THE DATA >>

____________

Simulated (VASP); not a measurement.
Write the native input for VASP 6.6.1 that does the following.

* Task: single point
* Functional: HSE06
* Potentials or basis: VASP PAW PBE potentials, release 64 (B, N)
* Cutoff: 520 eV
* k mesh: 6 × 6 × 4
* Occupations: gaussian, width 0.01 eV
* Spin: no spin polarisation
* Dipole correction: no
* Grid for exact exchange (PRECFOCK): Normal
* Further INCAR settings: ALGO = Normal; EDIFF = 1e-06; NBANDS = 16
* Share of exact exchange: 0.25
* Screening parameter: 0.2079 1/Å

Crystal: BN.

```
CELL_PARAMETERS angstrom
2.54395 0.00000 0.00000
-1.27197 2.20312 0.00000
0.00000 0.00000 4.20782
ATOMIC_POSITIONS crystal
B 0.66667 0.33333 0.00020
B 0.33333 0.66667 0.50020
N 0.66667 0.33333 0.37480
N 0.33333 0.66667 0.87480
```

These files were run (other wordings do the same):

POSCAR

____________

REQUIREMENT >> This calls for repeating all of the records, character for character.

ANSWER SPACE >>
Simulated (VASP); not a measurement.
Write the native input for VASP 6.6.1 that does the following.

* Task: single point
* Functional: HSE06
* Potentials or basis: VASP PAW PBE potentials, release 64 (B, N)
* Cutoff: 520 eV
* k mesh: 6 × 6 × 4
* Occupations: gaussian, width 0.01 eV
* Spin: no spin polarisation
* Dipole correction: no
* Grid for exact exchange (PRECFOCK): Normal
* Further INCAR settings: ALGO = Normal; EDIFF = 1e-06; NBANDS = 16
* Share of exact exchange: 0.25
* Screening parameter: 0.2079 1/Å

Crystal: BN.

```
CELL_PARAMETERS angstrom
2.54395 0.00000 0.00000
-1.27197 2.20312 0.00000
0.00000 0.00000 4.20782
ATOMIC_POSITIONS crystal
B 0.66667 0.33333 0.00020
B 0.33333 0.66667 0.50020
N 0.66667 0.33333 0.37480
N 0.33333 0.66667 0.87480
```

These files were run (other wordings do the same):

POSCAR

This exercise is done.